- Action item -
From the first line of the material below to the line containing "O3···H8 (2.00 Å): the", repeat every line exactly and add nothing.

- Recorded information -
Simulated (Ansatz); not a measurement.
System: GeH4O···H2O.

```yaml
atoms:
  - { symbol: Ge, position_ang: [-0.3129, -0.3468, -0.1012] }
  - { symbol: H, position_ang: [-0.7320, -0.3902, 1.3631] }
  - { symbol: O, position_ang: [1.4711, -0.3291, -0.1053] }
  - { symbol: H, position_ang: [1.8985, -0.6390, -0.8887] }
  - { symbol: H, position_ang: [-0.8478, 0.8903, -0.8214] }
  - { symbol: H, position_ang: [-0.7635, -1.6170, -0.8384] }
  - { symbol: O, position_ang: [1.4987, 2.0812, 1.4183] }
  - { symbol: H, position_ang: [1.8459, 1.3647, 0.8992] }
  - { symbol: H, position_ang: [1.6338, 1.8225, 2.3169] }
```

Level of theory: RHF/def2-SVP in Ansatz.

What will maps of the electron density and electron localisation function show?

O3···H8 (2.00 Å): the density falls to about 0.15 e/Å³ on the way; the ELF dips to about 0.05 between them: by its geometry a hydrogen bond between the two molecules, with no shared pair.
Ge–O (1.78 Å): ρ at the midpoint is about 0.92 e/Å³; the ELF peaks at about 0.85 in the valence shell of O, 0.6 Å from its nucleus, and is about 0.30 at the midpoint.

- Your solution -
Simulated (Ansatz); not a measurement.
System: GeH4O···H2O.

```yaml
atoms:
  - { symbol: Ge, position_ang: [-0.3129, -0.3468, -0.1012] }
  - { symbol: H, position_ang: [-0.7320, -0.3902, 1.3631] }
  - { symbol: O, position_ang: [1.4711, -0.3291, -0.1053] }
  - { symbol: H, position_ang: [1.8985, -0.6390, -0.8887] }
  - { symbol: H, position_ang: [-0.8478, 0.8903, -0.8214] }
  - { symbol: H, position_ang: [-0.7635, -1.6170, -0.8384] }
  - { symbol: O, position_ang: [1.4987, 2.0812, 1.4183] }
  - { symbol: H, position_ang: [1.8459, 1.3647, 0.8992] }
  - { symbol: H, position_ang: [1.6338, 1.8225, 2.3169] }
```

Level of theory: RHF/def2-SVP in Ansatz.

What will maps of the electron density and electron localisation function show?

O3···H8 (2.00 Å): the density falls to about 0.15 e/Å³ on the way; the ELF dips to about 0.05 between them: by its geometry a hydrogen bond between the two molecules, with no shared pair.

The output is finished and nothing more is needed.